= = = =

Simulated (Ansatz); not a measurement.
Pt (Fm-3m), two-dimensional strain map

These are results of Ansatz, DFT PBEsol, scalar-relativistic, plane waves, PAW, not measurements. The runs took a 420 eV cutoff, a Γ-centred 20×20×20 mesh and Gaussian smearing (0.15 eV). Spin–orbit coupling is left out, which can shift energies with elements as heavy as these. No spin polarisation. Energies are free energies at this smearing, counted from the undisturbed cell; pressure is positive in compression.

= = = =

Word for word, transcribe all of the records.

EXERCISE SOLUTION:
Simulated (Ansatz); not a measurement.
Pt (Fm-3m), two-dimensional strain map

These are results of Ansatz, DFT PBEsol, scalar-relativistic, plane waves, PAW, not measurements. The runs took a 420 eV cutoff, a Γ-centred 20×20×20 mesh and Gaussian smearing (0.15 eV). Spin–orbit coupling is left out, which can shift energies with elements as heavy as these. No spin polarisation. Energies are free energies at this smearing, counted from the undisturbed cell; pressure is positive in compression.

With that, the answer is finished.